BEGIN DATA FOR REVIEW

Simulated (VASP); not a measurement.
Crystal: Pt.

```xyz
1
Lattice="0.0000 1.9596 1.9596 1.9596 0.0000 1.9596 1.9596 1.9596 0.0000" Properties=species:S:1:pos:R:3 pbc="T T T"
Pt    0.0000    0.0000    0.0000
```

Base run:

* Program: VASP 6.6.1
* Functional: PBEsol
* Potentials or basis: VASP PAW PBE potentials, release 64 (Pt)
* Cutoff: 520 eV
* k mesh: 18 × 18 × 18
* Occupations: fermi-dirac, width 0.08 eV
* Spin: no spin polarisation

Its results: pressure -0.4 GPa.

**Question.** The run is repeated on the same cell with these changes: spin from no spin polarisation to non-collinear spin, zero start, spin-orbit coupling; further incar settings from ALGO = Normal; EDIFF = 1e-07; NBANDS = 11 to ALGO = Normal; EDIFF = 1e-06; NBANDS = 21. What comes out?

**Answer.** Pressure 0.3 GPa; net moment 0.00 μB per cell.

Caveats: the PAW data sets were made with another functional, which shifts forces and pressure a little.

END DATA FOR REVIEW

__ACTIVITY__. Transcribe each line of the data above, unaltered, from the one where "Spin: no spin polarisation" appears to the one where "μB per cell." appears, inclusive of both.

__RESPONSE BOX__.
* Spin: no spin polarisation

Its results: pressure -0.4 GPa.

**Question.** The run is repeated on the same cell with these changes: spin from no spin polarisation to non-collinear spin, zero start, spin-orbit coupling; further incar settings from ALGO = Normal; EDIFF = 1e-07; NBANDS = 11 to ALGO = Normal; EDIFF = 1e-06; NBANDS = 21. What comes out?

**Answer.** Pressure 0.3 GPa; net moment 0.00 μB per cell.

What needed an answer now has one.